» Exercise data:
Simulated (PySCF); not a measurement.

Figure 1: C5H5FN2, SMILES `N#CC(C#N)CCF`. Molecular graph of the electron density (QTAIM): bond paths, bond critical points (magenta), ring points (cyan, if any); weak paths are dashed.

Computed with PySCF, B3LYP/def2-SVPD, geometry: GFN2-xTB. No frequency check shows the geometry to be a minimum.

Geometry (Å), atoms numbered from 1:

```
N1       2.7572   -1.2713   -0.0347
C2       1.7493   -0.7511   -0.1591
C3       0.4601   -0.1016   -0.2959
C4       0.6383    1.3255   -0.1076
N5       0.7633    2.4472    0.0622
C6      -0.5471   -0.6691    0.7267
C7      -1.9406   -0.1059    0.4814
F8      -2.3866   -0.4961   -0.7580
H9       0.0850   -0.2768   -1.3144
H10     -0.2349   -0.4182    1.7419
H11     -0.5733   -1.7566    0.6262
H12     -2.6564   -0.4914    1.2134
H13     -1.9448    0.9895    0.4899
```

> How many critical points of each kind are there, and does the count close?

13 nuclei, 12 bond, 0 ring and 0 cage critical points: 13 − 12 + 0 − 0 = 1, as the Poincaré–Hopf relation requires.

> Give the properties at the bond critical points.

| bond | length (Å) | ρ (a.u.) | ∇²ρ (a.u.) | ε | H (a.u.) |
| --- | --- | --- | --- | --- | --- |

» Assignment: Go through the data above and repeat all of it exactly.

» Task response:
Simulated (PySCF); not a measurement.

Figure 1: C5H5FN2, SMILES `N#CC(C#N)CCF`. Molecular graph of the electron density (QTAIM): bond paths, bond critical points (magenta), ring points (cyan, if any); weak paths are dashed.

Computed with PySCF, B3LYP/def2-SVPD, geometry: GFN2-xTB. No frequency check shows the geometry to be a minimum.

Geometry (Å), atoms numbered from 1:

```
N1       2.7572   -1.2713   -0.0347
C2       1.7493   -0.7511   -0.1591
C3       0.4601   -0.1016   -0.2959
C4       0.6383    1.3255   -0.1076
N5       0.7633    2.4472    0.0622
C6      -0.5471   -0.6691    0.7267
C7      -1.9406   -0.1059    0.4814
F8      -2.3866   -0.4961   -0.7580
H9       0.0850   -0.2768   -1.3144
H10     -0.2349   -0.4182    1.7419
H11     -0.5733   -1.7566    0.6262
H12     -2.6564   -0.4914    1.2134
H13     -1.9448    0.9895    0.4899
```

> How many critical points of each kind are there, and does the count close?

13 nuclei, 12 bond, 0 ring and 0 cage critical points: 13 − 12 + 0 − 0 = 1, as the Poincaré–Hopf relation requires.

> Give the properties at the bond critical points.

| bond | length (Å) | ρ (a.u.) | ∇²ρ (a.u.) | ε | H (a.u.) |
| --- | --- | --- | --- | --- | --- |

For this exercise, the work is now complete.